** Opening Given records block **

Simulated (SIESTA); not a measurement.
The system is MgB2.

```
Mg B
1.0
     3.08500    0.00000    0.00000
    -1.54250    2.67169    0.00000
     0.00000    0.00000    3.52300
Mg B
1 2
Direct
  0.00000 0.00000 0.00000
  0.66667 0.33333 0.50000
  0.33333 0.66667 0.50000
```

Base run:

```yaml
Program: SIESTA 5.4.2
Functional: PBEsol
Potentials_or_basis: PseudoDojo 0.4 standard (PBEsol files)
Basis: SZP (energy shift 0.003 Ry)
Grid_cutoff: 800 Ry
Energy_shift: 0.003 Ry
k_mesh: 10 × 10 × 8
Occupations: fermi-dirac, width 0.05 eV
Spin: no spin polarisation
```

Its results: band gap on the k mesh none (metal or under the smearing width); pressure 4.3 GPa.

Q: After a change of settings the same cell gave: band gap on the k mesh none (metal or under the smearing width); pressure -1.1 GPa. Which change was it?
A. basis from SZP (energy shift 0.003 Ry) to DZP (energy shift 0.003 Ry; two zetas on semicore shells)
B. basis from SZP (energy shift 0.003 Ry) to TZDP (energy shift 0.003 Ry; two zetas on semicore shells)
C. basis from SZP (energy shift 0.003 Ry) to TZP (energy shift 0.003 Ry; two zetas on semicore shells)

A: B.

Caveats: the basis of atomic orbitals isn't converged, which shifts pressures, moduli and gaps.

** Closing Given records block **

* [Work instruction]:
Starting with the first line of the listing above and ending with the line that holds "Q: After a change", return those lines exactly as written, both included.

* [Reply]:
Simulated (SIESTA); not a measurement.
The system is MgB2.

```
Mg B
1.0
     3.08500    0.00000    0.00000
    -1.54250    2.67169    0.00000
     0.00000    0.00000    3.52300
Mg B
1 2
Direct
  0.00000 0.00000 0.00000
  0.66667 0.33333 0.50000
  0.33333 0.66667 0.50000
```

Base run:

```yaml
Program: SIESTA 5.4.2
Functional: PBEsol
Potentials_or_basis: PseudoDojo 0.4 standard (PBEsol files)
Basis: SZP (energy shift 0.003 Ry)
Grid_cutoff: 800 Ry
Energy_shift: 0.003 Ry
k_mesh: 10 × 10 × 8
Occupations: fermi-dirac, width 0.05 eV
Spin: no spin polarisation
```

Its results: band gap on the k mesh none (metal or under the smearing width); pressure 4.3 GPa.

Q: After a change of settings the same cell gave: band gap on the k mesh none (metal or under the smearing width); pressure -1.1 GPa. Which change was it?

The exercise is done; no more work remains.